Entries supplied:
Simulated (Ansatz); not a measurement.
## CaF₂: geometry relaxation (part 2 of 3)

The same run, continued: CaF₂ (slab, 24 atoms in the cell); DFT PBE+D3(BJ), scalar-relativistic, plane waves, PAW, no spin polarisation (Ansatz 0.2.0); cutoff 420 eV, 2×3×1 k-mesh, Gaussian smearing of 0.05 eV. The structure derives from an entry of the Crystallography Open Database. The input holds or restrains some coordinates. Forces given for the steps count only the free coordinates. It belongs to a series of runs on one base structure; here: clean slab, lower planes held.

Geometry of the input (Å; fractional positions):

Task item: The entries above should be set down again exactly as they appear.

Task output:
Simulated (Ansatz); not a measurement.
## CaF₂: geometry relaxation (part 2 of 3)

The same run, continued: CaF₂ (slab, 24 atoms in the cell); DFT PBE+D3(BJ), scalar-relativistic, plane waves, PAW, no spin polarisation (Ansatz 0.2.0); cutoff 420 eV, 2×3×1 k-mesh, Gaussian smearing of 0.05 eV. The structure derives from an entry of the Crystallography Open Database. The input holds or restrains some coordinates. Forces given for the steps count only the free coordinates. It belongs to a series of runs on one base structure; here: clean slab, lower planes held.

Geometry of the input (Å; fractional positions):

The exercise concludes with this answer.